══════════
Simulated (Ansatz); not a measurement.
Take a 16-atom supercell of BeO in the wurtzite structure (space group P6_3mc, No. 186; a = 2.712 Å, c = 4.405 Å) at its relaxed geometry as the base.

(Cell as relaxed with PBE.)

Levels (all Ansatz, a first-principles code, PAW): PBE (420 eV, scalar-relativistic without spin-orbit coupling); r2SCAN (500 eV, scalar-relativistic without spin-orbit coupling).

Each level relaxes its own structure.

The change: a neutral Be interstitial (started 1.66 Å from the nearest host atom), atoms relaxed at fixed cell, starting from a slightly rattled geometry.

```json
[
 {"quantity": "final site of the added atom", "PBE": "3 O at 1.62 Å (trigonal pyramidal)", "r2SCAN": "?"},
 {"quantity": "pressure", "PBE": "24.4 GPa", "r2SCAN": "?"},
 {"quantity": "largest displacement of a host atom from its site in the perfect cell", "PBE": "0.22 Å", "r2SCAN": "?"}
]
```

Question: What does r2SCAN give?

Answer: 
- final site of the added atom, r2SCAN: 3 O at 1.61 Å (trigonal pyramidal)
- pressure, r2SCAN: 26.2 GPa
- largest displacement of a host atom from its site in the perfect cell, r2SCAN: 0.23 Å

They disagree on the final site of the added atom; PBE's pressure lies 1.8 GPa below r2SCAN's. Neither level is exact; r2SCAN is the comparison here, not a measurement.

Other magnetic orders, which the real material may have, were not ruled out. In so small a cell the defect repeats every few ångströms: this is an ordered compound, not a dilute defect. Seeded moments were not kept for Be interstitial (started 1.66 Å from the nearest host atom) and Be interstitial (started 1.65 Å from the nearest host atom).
══════════

Your response should hold the lines from the first line of the entries above through the line with "They disagree on", each retyped exactly, and nothing else.

Simulated (Ansatz); not a measurement.
Take a 16-atom supercell of BeO in the wurtzite structure (space group P6_3mc, No. 186; a = 2.712 Å, c = 4.405 Å) at its relaxed geometry as the base.

(Cell as relaxed with PBE.)

Levels (all Ansatz, a first-principles code, PAW): PBE (420 eV, scalar-relativistic without spin-orbit coupling); r2SCAN (500 eV, scalar-relativistic without spin-orbit coupling).

Each level relaxes its own structure.

The change: a neutral Be interstitial (started 1.66 Å from the nearest host atom), atoms relaxed at fixed cell, starting from a slightly rattled geometry.

```json
[
 {"quantity": "final site of the added atom", "PBE": "3 O at 1.62 Å (trigonal pyramidal)", "r2SCAN": "?"},
 {"quantity": "pressure", "PBE": "24.4 GPa", "r2SCAN": "?"},
 {"quantity": "largest displacement of a host atom from its site in the perfect cell", "PBE": "0.22 Å", "r2SCAN": "?"}
]
```

Question: What does r2SCAN give?

Answer: 
- final site of the added atom, r2SCAN: 3 O at 1.61 Å (trigonal pyramidal)
- pressure, r2SCAN: 26.2 GPa
- largest displacement of a host atom from its site in the perfect cell, r2SCAN: 0.23 Å

They disagree on the final site of the added atom; PBE's pressure lies 1.8 GPa below r2SCAN's. Neither level is exact; r2SCAN is the comparison here, not a measurement.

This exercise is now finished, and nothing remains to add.